Retype, exactly as they appear below, the lines between the line holding "Each panel shows" and the line holding "Match the panels to the solids.", both ends included.

(Beginning of DATA SECTION)
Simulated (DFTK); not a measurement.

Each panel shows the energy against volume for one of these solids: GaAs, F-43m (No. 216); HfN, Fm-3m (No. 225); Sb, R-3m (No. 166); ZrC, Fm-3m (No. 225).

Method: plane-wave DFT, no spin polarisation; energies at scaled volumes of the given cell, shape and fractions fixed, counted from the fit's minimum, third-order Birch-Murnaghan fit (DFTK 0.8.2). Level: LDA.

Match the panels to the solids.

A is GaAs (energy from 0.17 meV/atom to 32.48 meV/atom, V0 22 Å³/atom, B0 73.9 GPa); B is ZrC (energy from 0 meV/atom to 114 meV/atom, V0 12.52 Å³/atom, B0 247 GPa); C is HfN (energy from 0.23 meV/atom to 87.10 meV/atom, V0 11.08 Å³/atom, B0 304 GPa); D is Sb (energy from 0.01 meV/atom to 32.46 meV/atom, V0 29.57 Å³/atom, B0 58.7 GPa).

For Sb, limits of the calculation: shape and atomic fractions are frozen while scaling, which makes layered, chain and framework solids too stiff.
(End of DATA SECTION)

• _RESPONSE_:
Each panel shows the energy against volume for one of these solids: GaAs, F-43m (No. 216); HfN, Fm-3m (No. 225); Sb, R-3m (No. 166); ZrC, Fm-3m (No. 225).

Method: plane-wave DFT, no spin polarisation; energies at scaled volumes of the given cell, shape and fractions fixed, counted from the fit's minimum, third-order Birch-Murnaghan fit (DFTK 0.8.2). Level: LDA.

Match the panels to the solids.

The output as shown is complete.